**Action item**. Give the lines below again exactly, starting with the line that holds "Delta-doped layer in the" and going on through the line that holds "-0.005984 | 74.747 |".

#####

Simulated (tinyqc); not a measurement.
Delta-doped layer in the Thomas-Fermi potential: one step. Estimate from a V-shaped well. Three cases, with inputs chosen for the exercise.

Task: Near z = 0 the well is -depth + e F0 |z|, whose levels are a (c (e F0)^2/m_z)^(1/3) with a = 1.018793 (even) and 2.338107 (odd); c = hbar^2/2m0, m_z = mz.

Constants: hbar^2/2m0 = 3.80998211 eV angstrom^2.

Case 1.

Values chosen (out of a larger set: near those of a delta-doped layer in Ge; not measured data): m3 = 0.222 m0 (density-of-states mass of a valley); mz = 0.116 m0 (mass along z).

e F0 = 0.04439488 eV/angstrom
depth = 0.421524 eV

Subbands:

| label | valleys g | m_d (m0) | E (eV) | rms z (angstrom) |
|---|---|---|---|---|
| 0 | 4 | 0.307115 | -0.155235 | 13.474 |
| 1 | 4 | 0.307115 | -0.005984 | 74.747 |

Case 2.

#####

**Task response**.
Delta-doped layer in the Thomas-Fermi potential: one step. Estimate from a V-shaped well. Three cases, with inputs chosen for the exercise.

Task: Near z = 0 the well is -depth + e F0 |z|, whose levels are a (c (e F0)^2/m_z)^(1/3) with a = 1.018793 (even) and 2.338107 (odd); c = hbar^2/2m0, m_z = mz.

Constants: hbar^2/2m0 = 3.80998211 eV angstrom^2.

Case 1.

Values chosen (out of a larger set: near those of a delta-doped layer in Ge; not measured data): m3 = 0.222 m0 (density-of-states mass of a valley); mz = 0.116 m0 (mass along z).

e F0 = 0.04439488 eV/angstrom
depth = 0.421524 eV

Subbands:

| label | valleys g | m_d (m0) | E (eV) | rms z (angstrom) |
|---|---|---|---|---|
| 0 | 4 | 0.307115 | -0.155235 | 13.474 |
| 1 | 4 | 0.307115 | -0.005984 | 74.747 |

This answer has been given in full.